⟨

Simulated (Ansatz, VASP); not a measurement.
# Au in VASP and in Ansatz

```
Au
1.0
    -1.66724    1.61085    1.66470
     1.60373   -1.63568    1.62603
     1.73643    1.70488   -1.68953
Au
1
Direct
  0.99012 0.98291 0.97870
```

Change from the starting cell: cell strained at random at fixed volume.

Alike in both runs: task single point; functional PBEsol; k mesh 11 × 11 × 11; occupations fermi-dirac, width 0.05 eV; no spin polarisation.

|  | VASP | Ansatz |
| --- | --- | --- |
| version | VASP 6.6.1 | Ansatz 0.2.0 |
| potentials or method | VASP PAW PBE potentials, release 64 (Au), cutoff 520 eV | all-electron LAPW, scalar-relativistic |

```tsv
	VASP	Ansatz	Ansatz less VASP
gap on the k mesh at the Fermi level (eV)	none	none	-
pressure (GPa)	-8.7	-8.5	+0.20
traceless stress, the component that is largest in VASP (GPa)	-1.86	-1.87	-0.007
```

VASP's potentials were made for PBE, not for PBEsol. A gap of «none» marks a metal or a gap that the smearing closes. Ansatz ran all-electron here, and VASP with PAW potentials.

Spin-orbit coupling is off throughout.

⟩

If a line comes after the one with "VASP's potentials were", leave it out; reproduce exactly every line of the material from the first up to and including that one.

Simulated (Ansatz, VASP); not a measurement.
# Au in VASP and in Ansatz

```
Au
1.0
    -1.66724    1.61085    1.66470
     1.60373   -1.63568    1.62603
     1.73643    1.70488   -1.68953
Au
1
Direct
  0.99012 0.98291 0.97870
```

Change from the starting cell: cell strained at random at fixed volume.

Alike in both runs: task single point; functional PBEsol; k mesh 11 × 11 × 11; occupations fermi-dirac, width 0.05 eV; no spin polarisation.

|  | VASP | Ansatz |
| --- | --- | --- |
| version | VASP 6.6.1 | Ansatz 0.2.0 |
| potentials or method | VASP PAW PBE potentials, release 64 (Au), cutoff 520 eV | all-electron LAPW, scalar-relativistic |

```tsv
	VASP	Ansatz	Ansatz less VASP
gap on the k mesh at the Fermi level (eV)	none	none	-
pressure (GPa)	-8.7	-8.5	+0.20
traceless stress, the component that is largest in VASP (GPa)	-1.86	-1.87	-0.007
```

VASP's potentials were made for PBE, not for PBEsol. A gap of «none» marks a metal or a gap that the smearing closes. Ansatz ran all-electron here, and VASP with PAW potentials.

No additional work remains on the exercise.